Brief
Return, word for word, the lines of the listing below from the one with "Settings: functional r2SCAN;" through the one with "b 0 10.888 0", and no other lines.

[[ Information given, beginning ]]

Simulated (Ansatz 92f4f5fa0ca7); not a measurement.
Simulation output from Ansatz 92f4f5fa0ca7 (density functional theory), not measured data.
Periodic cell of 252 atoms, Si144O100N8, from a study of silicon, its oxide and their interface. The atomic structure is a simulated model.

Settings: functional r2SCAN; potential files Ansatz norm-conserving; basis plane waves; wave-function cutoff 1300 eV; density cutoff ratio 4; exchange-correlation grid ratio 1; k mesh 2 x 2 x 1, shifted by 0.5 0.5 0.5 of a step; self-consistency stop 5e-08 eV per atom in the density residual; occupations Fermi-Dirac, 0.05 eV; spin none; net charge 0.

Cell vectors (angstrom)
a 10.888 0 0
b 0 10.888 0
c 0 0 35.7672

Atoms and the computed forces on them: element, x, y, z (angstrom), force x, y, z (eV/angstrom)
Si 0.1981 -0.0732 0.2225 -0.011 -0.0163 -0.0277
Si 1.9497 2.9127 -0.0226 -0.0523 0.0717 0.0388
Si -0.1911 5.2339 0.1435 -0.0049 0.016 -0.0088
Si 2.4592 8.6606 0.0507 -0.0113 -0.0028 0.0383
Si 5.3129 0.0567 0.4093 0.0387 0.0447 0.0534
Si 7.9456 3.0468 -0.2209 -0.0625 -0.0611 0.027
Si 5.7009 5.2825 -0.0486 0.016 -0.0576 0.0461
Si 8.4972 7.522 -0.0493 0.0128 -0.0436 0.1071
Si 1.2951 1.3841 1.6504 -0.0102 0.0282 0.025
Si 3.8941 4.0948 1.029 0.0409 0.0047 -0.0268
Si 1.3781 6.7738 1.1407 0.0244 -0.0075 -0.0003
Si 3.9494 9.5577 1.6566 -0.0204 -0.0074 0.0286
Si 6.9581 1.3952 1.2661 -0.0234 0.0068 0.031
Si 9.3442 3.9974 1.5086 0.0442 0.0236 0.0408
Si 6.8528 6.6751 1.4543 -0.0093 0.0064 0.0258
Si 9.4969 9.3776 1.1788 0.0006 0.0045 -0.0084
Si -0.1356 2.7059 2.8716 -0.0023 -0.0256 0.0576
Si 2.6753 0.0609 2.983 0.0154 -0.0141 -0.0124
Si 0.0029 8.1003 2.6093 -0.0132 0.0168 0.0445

[[ Information given, end ]]

Task answer
Settings: functional r2SCAN; potential files Ansatz norm-conserving; basis plane waves; wave-function cutoff 1300 eV; density cutoff ratio 4; exchange-correlation grid ratio 1; k mesh 2 x 2 x 1, shifted by 0.5 0.5 0.5 of a step; self-consistency stop 5e-08 eV per atom in the density residual; occupations Fermi-Dirac, 0.05 eV; spin none; net charge 0.

Cell vectors (angstrom)
a 10.888 0 0
b 0 10.888 0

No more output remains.